_ACTION ITEM_
The result must match the data exactly, line for line.

-------- DATA FOR ANALYSIS --------
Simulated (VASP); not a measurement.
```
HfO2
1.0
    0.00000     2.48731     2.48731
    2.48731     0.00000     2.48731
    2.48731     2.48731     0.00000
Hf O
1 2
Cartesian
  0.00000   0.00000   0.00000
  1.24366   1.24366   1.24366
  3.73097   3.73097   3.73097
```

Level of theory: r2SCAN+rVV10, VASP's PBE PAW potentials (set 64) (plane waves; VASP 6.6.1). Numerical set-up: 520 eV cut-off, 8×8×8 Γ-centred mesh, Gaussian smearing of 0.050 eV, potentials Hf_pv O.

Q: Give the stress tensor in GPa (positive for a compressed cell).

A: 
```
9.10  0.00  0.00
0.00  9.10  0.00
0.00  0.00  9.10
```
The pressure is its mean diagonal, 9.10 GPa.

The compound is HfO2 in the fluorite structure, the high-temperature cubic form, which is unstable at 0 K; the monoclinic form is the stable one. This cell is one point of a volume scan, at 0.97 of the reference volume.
--------

_WRITTEN ANSWER_
Simulated (VASP); not a measurement.
```
HfO2
1.0
    0.00000     2.48731     2.48731
    2.48731     0.00000     2.48731
    2.48731     2.48731     0.00000
Hf O
1 2
Cartesian
  0.00000   0.00000   0.00000
  1.24366   1.24366   1.24366
  3.73097   3.73097   3.73097
```

Level of theory: r2SCAN+rVV10, VASP's PBE PAW potentials (set 64) (plane waves; VASP 6.6.1). Numerical set-up: 520 eV cut-off, 8×8×8 Γ-centred mesh, Gaussian smearing of 0.050 eV, potentials Hf_pv O.

Q: Give the stress tensor in GPa (positive for a compressed cell).

A: 
```
9.10  0.00  0.00
0.00  9.10  0.00
0.00  0.00  9.10
```
The pressure is its mean diagonal, 9.10 GPa.

The compound is HfO2 in the fluorite structure, the high-temperature cubic form, which is unstable at 0 K; the monoclinic form is the stable one. This cell is one point of a volume scan, at 0.97 of the reference volume.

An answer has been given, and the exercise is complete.